Write the entries out again. Each one must match exactly.

━━━━━ Dataset entries

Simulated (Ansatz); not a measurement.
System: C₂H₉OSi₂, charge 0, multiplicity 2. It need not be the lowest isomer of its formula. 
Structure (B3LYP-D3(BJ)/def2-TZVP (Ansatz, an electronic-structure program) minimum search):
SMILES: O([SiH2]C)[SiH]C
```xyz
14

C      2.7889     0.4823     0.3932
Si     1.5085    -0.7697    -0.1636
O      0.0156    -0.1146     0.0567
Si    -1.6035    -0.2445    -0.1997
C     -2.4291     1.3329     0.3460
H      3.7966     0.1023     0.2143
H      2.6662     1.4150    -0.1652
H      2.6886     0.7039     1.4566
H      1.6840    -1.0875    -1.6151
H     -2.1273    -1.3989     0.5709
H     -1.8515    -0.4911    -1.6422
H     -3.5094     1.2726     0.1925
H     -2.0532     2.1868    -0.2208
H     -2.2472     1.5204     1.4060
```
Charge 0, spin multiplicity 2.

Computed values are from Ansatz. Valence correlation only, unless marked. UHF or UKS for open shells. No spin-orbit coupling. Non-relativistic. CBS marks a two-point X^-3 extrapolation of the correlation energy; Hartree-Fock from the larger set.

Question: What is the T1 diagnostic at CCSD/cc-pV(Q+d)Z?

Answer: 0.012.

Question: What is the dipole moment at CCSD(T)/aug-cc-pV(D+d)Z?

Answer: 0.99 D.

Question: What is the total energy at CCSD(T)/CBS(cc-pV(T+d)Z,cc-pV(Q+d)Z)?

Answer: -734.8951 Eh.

━━━━━━━━━━

Reply:
Simulated (Ansatz); not a measurement.
System: C₂H₉OSi₂, charge 0, multiplicity 2. It need not be the lowest isomer of its formula. 
Structure (B3LYP-D3(BJ)/def2-TZVP (Ansatz, an electronic-structure program) minimum search):
SMILES: O([SiH2]C)[SiH]C
```xyz
14

C      2.7889     0.4823     0.3932
Si     1.5085    -0.7697    -0.1636
O      0.0156    -0.1146     0.0567
Si    -1.6035    -0.2445    -0.1997
C     -2.4291     1.3329     0.3460
H      3.7966     0.1023     0.2143
H      2.6662     1.4150    -0.1652
H      2.6886     0.7039     1.4566
H      1.6840    -1.0875    -1.6151
H     -2.1273    -1.3989     0.5709
H     -1.8515    -0.4911    -1.6422
H     -3.5094     1.2726     0.1925
H     -2.0532     2.1868    -0.2208
H     -2.2472     1.5204     1.4060
```
Charge 0, spin multiplicity 2.

Computed values are from Ansatz. Valence correlation only, unless marked. UHF or UKS for open shells. No spin-orbit coupling. Non-relativistic. CBS marks a two-point X^-3 extrapolation of the correlation energy; Hartree-Fock from the larger set.

Question: What is the T1 diagnostic at CCSD/cc-pV(Q+d)Z?

Answer: 0.012.

Question: What is the dipole moment at CCSD(T)/aug-cc-pV(D+d)Z?

Answer: 0.99 D.

Question: What is the total energy at CCSD(T)/CBS(cc-pV(T+d)Z,cc-pV(Q+d)Z)?

Answer: -734.8951 Eh.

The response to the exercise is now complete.